ACTION ITEM: The entries below contain a stretch that opens with the line containing "only join them.*" and closes with the line containing "0.033 | -4.5 |"; set down that stretch exactly, both ends included, and nothing else.

--- START ---

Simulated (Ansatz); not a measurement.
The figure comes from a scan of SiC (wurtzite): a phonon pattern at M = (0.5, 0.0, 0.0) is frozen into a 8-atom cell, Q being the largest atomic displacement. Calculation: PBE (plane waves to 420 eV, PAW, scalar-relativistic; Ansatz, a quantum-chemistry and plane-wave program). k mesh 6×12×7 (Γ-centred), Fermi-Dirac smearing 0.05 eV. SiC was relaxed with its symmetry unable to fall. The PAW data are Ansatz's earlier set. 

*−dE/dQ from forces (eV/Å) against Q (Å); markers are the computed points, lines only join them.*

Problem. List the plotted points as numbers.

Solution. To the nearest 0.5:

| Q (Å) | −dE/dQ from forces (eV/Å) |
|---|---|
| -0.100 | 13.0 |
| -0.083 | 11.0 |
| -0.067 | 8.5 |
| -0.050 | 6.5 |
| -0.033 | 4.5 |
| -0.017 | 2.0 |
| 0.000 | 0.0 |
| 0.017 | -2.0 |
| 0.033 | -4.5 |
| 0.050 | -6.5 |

--- END ---

WRITTEN SOLUTION:
*−dE/dQ from forces (eV/Å) against Q (Å); markers are the computed points, lines only join them.*

Problem. List the plotted points as numbers.

Solution. To the nearest 0.5:

| Q (Å) | −dE/dQ from forces (eV/Å) |
|---|---|
| -0.100 | 13.0 |
| -0.083 | 11.0 |
| -0.067 | 8.5 |
| -0.050 | 6.5 |
| -0.033 | 4.5 |
| -0.017 | 2.0 |
| 0.000 | 0.0 |
| 0.017 | -2.0 |
| 0.033 | -4.5 |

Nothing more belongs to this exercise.